### Supplied data
- - -

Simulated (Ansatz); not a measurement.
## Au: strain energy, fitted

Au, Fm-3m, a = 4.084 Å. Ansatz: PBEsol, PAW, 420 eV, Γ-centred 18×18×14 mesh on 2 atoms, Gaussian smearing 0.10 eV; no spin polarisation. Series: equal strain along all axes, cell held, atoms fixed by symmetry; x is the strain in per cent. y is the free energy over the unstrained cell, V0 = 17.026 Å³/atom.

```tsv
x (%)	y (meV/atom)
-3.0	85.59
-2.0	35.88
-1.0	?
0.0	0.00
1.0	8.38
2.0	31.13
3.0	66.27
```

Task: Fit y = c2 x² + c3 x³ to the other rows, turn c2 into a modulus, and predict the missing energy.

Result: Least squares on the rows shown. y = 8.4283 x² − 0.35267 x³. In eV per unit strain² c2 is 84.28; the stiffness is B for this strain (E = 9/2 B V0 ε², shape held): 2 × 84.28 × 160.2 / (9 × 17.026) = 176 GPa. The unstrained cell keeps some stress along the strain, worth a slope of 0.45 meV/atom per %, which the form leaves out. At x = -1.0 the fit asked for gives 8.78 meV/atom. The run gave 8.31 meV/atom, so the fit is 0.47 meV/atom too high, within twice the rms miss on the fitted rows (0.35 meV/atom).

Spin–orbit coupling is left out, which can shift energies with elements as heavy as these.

- - -

Transcribe the listing above line for line, from the first line to the line containing "Task: Fit y", inclusive, with no other lines.

Simulated (Ansatz); not a measurement.
## Au: strain energy, fitted

Au, Fm-3m, a = 4.084 Å. Ansatz: PBEsol, PAW, 420 eV, Γ-centred 18×18×14 mesh on 2 atoms, Gaussian smearing 0.10 eV; no spin polarisation. Series: equal strain along all axes, cell held, atoms fixed by symmetry; x is the strain in per cent. y is the free energy over the unstrained cell, V0 = 17.026 Å³/atom.

```tsv
x (%)	y (meV/atom)
-3.0	85.59
-2.0	35.88
-1.0	?
0.0	0.00
1.0	8.38
2.0	31.13
3.0	66.27
```

Task: Fit y = c2 x² + c3 x³ to the other rows, turn c2 into a modulus, and predict the missing energy.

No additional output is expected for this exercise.